▸ Records shown
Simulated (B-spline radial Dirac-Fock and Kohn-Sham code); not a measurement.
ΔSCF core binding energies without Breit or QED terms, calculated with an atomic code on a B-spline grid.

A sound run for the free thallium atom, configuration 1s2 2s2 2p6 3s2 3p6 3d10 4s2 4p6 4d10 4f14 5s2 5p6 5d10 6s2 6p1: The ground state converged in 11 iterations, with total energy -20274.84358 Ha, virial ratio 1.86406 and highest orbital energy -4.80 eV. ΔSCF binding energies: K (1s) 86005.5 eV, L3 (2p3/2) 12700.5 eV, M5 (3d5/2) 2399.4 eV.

▸ Work task
Repeat every line of the data precisely.

▸ Written response
Simulated (B-spline radial Dirac-Fock and Kohn-Sham code); not a measurement.
ΔSCF core binding energies without Breit or QED terms, calculated with an atomic code on a B-spline grid.

A sound run for the free thallium atom, configuration 1s2 2s2 2p6 3s2 3p6 3d10 4s2 4p6 4d10 4f14 5s2 5p6 5d10 6s2 6p1: The ground state converged in 11 iterations, with total energy -20274.84358 Ha, virial ratio 1.86406 and highest orbital energy -4.80 eV. ΔSCF binding energies: K (1s) 86005.5 eV, L3 (2p3/2) 12700.5 eV, M5 (3d5/2) 2399.4 eV.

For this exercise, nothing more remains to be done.